# [Work order]
Print the listing below once more, unchanged.

# [Information provided]
Segment Open

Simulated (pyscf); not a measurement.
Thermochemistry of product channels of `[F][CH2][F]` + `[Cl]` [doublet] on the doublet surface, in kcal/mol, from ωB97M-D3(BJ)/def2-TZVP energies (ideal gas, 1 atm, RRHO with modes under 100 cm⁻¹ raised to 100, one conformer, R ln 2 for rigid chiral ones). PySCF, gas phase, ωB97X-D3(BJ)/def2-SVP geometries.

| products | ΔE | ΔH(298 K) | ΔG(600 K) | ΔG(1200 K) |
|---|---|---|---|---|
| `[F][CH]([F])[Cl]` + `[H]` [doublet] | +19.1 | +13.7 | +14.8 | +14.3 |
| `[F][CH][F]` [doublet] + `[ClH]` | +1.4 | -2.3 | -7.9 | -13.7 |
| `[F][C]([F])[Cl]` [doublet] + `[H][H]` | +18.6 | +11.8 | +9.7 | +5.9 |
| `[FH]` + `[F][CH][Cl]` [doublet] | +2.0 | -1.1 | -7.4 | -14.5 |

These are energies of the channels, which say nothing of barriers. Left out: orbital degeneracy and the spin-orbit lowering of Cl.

Segment Closed

# [Exercise response]
Simulated (pyscf); not a measurement.
Thermochemistry of product channels of `[F][CH2][F]` + `[Cl]` [doublet] on the doublet surface, in kcal/mol, from ωB97M-D3(BJ)/def2-TZVP energies (ideal gas, 1 atm, RRHO with modes under 100 cm⁻¹ raised to 100, one conformer, R ln 2 for rigid chiral ones). PySCF, gas phase, ωB97X-D3(BJ)/def2-SVP geometries.

| products | ΔE | ΔH(298 K) | ΔG(600 K) | ΔG(1200 K) |
|---|---|---|---|---|
| `[F][CH]([F])[Cl]` + `[H]` [doublet] | +19.1 | +13.7 | +14.8 | +14.3 |
| `[F][CH][F]` [doublet] + `[ClH]` | +1.4 | -2.3 | -7.9 | -13.7 |
| `[F][C]([F])[Cl]` [doublet] + `[H][H]` | +18.6 | +11.8 | +9.7 | +5.9 |
| `[FH]` + `[F][CH][Cl]` [doublet] | +2.0 | -1.1 | -7.4 | -14.5 |

These are energies of the channels, which say nothing of barriers. Left out: orbital degeneracy and the spin-orbit lowering of Cl.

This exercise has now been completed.